• Assigned task: Repeat all of the entries, please, keeping each line exact.

═════ Data supplied ═════

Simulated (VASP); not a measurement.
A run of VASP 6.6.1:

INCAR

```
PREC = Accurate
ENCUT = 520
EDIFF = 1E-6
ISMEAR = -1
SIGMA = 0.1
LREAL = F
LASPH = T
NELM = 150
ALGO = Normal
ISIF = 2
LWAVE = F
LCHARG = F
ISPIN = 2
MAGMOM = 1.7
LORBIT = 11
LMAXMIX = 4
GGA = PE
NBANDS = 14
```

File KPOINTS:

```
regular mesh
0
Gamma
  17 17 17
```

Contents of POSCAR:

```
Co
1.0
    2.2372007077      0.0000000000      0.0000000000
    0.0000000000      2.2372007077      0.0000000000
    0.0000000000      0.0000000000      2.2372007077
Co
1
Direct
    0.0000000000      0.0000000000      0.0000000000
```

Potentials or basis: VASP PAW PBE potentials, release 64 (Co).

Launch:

═════

• Your solution:
Simulated (VASP); not a measurement.
A run of VASP 6.6.1:

INCAR

```
PREC = Accurate
ENCUT = 520
EDIFF = 1E-6
ISMEAR = -1
SIGMA = 0.1
LREAL = F
LASPH = T
NELM = 150
ALGO = Normal
ISIF = 2
LWAVE = F
LCHARG = F
ISPIN = 2
MAGMOM = 1.7
LORBIT = 11
LMAXMIX = 4
GGA = PE
NBANDS = 14
```

File KPOINTS:

```
regular mesh
0
Gamma
  17 17 17
```

Contents of POSCAR:

```
Co
1.0
    2.2372007077      0.0000000000      0.0000000000
    0.0000000000      2.2372007077      0.0000000000
    0.0000000000      0.0000000000      2.2372007077
Co
1
Direct
    0.0000000000      0.0000000000      0.0000000000
```

Potentials or basis: VASP PAW PBE potentials, release 64 (Co).

Launch:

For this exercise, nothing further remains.